• _WORK ORDER_
Within the listing below, please copy exactly the lines between the line holding "C–C (1.31 Å): ρ" and the line holding "C–H (1.06 Å): ρ", inclusive.

★ ★ ★ ★
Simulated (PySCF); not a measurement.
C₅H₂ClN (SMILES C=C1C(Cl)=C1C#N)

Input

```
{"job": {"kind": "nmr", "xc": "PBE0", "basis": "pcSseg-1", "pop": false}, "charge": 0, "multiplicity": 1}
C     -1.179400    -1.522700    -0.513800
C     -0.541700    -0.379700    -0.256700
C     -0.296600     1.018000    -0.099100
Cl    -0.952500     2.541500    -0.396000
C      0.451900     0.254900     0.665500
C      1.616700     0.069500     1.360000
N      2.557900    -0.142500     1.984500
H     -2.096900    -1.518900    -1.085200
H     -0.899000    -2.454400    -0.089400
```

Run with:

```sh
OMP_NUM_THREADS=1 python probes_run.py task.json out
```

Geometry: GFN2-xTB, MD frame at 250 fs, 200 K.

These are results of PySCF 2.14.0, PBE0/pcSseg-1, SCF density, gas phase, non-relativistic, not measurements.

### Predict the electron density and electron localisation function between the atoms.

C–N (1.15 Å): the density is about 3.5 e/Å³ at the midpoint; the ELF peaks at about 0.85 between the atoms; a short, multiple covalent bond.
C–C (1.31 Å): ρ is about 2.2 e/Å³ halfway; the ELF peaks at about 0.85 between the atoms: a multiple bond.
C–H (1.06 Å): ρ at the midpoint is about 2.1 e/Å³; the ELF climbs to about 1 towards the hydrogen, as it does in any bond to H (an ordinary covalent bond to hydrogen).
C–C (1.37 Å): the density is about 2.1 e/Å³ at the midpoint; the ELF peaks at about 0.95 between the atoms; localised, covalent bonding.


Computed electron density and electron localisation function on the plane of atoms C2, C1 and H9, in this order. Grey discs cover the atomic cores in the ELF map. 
★ ★ ★ ★

• _EXERCISE SOLUTION_
C–C (1.31 Å): ρ is about 2.2 e/Å³ halfway; the ELF peaks at about 0.85 between the atoms: a multiple bond.
C–H (1.06 Å): ρ at the midpoint is about 2.1 e/Å³; the ELF climbs to about 1 towards the hydrogen, as it does in any bond to H (an ordinary covalent bond to hydrogen).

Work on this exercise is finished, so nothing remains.